_TASK ITEM_. Within the entries below, find the portion that opens with the line containing "Which electronic solver shows in the log?" and closes with the line containing "Can the final energy be trusted as converged?". Retype that portion exactly and only.

_DATASET EXCERPTS_.
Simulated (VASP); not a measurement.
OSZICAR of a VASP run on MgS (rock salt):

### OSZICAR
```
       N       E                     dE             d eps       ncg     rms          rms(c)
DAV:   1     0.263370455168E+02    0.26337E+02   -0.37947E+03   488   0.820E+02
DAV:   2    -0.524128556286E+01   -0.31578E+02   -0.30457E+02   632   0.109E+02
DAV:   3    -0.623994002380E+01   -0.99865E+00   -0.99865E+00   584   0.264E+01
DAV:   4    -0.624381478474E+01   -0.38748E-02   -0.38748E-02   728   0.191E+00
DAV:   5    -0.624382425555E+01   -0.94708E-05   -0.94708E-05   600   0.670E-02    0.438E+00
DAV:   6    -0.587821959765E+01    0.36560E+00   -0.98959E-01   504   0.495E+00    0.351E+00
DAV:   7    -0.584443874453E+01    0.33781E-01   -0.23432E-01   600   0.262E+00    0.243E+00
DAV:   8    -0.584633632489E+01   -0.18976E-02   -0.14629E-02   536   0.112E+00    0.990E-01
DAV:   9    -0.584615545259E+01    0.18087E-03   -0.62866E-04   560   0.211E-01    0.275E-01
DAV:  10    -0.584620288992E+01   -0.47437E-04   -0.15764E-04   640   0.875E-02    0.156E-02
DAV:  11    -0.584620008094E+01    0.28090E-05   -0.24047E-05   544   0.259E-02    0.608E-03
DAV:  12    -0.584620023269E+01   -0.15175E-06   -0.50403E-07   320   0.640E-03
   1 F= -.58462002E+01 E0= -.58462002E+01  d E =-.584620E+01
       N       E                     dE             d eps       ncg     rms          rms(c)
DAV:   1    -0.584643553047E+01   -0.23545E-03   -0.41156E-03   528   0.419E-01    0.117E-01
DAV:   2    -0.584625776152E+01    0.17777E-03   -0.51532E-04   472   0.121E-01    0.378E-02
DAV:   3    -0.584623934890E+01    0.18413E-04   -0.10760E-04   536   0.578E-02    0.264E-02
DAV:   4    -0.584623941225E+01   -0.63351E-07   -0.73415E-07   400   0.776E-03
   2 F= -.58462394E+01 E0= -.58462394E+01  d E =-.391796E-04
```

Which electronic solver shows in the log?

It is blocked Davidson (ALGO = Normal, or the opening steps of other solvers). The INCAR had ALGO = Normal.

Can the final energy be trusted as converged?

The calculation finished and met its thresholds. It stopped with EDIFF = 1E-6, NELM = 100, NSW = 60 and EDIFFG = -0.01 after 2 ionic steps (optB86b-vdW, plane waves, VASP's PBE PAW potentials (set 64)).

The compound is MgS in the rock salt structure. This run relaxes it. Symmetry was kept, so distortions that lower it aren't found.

_YOUR SOLUTION_.
Which electronic solver shows in the log?

It is blocked Davidson (ALGO = Normal, or the opening steps of other solvers). The INCAR had ALGO = Normal.

Can the final energy be trusted as converged?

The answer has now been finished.